*** Block opens ***

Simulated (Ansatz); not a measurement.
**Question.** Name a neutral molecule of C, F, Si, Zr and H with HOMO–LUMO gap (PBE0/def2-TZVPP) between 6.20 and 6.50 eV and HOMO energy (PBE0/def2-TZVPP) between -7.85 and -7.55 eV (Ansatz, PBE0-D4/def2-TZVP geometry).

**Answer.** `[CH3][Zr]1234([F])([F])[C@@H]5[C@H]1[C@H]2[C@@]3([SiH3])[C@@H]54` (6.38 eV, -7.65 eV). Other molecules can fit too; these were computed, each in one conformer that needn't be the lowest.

*** Block closes ***

WORK INSTRUCTION
Up to and including the line with "(Ansatz, PBE0-D4/def2-TZVP geometry).", output every line of the records above exactly, starting from the first; output nothing else.

RESPONSE BOX
Simulated (Ansatz); not a measurement.
**Question.** Name a neutral molecule of C, F, Si, Zr and H with HOMO–LUMO gap (PBE0/def2-TZVPP) between 6.20 and 6.50 eV and HOMO energy (PBE0/def2-TZVPP) between -7.85 and -7.55 eV (Ansatz, PBE0-D4/def2-TZVP geometry).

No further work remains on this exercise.